- [WORK TASK]:
Give back exactly the first lines of the entries below, through the line with "Its results: band".

BEGIN
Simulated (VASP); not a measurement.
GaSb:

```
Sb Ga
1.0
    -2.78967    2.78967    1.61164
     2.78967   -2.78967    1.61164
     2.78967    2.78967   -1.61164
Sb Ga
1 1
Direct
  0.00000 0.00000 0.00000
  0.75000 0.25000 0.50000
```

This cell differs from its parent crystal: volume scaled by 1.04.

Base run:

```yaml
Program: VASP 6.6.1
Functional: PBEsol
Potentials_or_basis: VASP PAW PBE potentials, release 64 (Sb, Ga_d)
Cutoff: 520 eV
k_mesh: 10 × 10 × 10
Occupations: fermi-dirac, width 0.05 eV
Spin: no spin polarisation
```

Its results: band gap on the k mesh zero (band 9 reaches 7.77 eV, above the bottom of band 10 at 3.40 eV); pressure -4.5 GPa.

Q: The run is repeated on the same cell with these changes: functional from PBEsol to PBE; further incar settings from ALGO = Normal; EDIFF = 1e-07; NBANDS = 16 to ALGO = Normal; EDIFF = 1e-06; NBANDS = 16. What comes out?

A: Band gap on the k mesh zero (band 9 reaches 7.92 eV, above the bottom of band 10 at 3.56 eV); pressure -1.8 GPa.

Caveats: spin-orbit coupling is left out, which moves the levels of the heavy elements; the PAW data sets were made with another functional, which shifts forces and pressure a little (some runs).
END

- [WRITTEN RESPONSE]:
Simulated (VASP); not a measurement.
GaSb:

```
Sb Ga
1.0
    -2.78967    2.78967    1.61164
     2.78967   -2.78967    1.61164
     2.78967    2.78967   -1.61164
Sb Ga
1 1
Direct
  0.00000 0.00000 0.00000
  0.75000 0.25000 0.50000
```

This cell differs from its parent crystal: volume scaled by 1.04.

Base run:

```yaml
Program: VASP 6.6.1
Functional: PBEsol
Potentials_or_basis: VASP PAW PBE potentials, release 64 (Sb, Ga_d)
Cutoff: 520 eV
k_mesh: 10 × 10 × 10
Occupations: fermi-dirac, width 0.05 eV
Spin: no spin polarisation
```

Its results: band gap on the k mesh zero (band 9 reaches 7.77 eV, above the bottom of band 10 at 3.40 eV); pressure -4.5 GPa.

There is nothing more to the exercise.